** Data extracts **
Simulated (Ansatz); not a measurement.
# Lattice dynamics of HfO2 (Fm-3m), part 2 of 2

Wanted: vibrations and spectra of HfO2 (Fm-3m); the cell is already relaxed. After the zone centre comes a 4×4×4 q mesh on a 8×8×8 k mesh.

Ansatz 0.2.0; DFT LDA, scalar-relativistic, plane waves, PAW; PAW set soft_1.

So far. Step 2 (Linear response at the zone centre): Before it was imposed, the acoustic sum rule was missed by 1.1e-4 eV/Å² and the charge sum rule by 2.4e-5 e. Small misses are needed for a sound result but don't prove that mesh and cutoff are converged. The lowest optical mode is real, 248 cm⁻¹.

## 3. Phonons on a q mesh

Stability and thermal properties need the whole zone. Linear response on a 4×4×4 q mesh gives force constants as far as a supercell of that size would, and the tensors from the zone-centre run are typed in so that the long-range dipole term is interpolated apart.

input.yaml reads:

** Task item **
I would like the records restated exactly, with every line intact.

** Solution **
Simulated (Ansatz); not a measurement.
# Lattice dynamics of HfO2 (Fm-3m), part 2 of 2

Wanted: vibrations and spectra of HfO2 (Fm-3m); the cell is already relaxed. After the zone centre comes a 4×4×4 q mesh on a 8×8×8 k mesh.

Ansatz 0.2.0; DFT LDA, scalar-relativistic, plane waves, PAW; PAW set soft_1.

So far. Step 2 (Linear response at the zone centre): Before it was imposed, the acoustic sum rule was missed by 1.1e-4 eV/Å² and the charge sum rule by 2.4e-5 e. Small misses are needed for a sound result but don't prove that mesh and cutoff are converged. The lowest optical mode is real, 248 cm⁻¹.

## 3. Phonons on a q mesh

Stability and thermal properties need the whole zone. Linear response on a 4×4×4 q mesh gives force constants as far as a supercell of that size would, and the tensors from the zone-centre run are typed in so that the long-range dipole term is interpolated apart.

input.yaml reads:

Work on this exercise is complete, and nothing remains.